• [EXERCISE]:
Repeat, please, only the lines from the top of the data down to the line with "The hyperfine couplings"; include both of those lines.

━━━

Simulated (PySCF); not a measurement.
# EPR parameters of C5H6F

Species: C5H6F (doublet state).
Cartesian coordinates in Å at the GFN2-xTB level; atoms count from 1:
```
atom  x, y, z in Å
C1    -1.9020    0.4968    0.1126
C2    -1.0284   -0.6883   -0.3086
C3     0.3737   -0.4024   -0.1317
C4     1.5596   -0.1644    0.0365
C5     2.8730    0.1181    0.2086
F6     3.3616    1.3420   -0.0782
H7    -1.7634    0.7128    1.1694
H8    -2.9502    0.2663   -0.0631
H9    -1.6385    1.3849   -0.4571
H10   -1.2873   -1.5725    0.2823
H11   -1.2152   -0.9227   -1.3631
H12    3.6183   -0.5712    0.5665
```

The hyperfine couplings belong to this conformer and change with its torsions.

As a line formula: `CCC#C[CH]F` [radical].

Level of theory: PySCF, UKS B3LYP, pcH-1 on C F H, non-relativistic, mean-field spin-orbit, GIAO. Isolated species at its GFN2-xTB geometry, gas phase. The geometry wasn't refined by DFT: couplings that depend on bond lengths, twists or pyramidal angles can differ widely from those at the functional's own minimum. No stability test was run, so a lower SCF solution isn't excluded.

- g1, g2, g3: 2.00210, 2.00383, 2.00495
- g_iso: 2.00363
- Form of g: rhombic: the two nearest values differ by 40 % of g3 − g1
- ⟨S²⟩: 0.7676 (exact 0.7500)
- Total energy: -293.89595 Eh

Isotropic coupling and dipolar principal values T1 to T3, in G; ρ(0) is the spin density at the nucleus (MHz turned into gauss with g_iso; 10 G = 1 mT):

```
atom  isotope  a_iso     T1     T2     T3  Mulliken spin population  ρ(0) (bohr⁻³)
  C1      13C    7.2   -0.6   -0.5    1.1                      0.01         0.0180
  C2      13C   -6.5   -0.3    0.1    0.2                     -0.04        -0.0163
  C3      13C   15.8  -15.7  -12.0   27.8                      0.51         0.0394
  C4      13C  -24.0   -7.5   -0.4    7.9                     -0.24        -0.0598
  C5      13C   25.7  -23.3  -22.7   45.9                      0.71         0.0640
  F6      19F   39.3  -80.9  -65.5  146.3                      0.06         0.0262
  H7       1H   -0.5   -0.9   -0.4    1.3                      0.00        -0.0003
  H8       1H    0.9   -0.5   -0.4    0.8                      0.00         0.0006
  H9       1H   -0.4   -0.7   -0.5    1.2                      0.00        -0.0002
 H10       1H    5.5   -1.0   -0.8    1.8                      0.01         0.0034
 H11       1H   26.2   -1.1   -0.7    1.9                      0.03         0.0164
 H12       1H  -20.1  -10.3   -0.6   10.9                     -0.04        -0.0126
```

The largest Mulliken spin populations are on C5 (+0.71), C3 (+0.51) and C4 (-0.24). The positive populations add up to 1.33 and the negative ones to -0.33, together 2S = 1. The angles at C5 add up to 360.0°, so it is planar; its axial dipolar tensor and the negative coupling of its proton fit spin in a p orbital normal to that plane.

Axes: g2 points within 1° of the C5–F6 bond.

━━━

• [TASK RESPONSE]:
Simulated (PySCF); not a measurement.
# EPR parameters of C5H6F

Species: C5H6F (doublet state).
Cartesian coordinates in Å at the GFN2-xTB level; atoms count from 1:
```
atom  x, y, z in Å
C1    -1.9020    0.4968    0.1126
C2    -1.0284   -0.6883   -0.3086
C3     0.3737   -0.4024   -0.1317
C4     1.5596   -0.1644    0.0365
C5     2.8730    0.1181    0.2086
F6     3.3616    1.3420   -0.0782
H7    -1.7634    0.7128    1.1694
H8    -2.9502    0.2663   -0.0631
H9    -1.6385    1.3849   -0.4571
H10   -1.2873   -1.5725    0.2823
H11   -1.2152   -0.9227   -1.3631
H12    3.6183   -0.5712    0.5665
```

The hyperfine couplings belong to this conformer and change with its torsions.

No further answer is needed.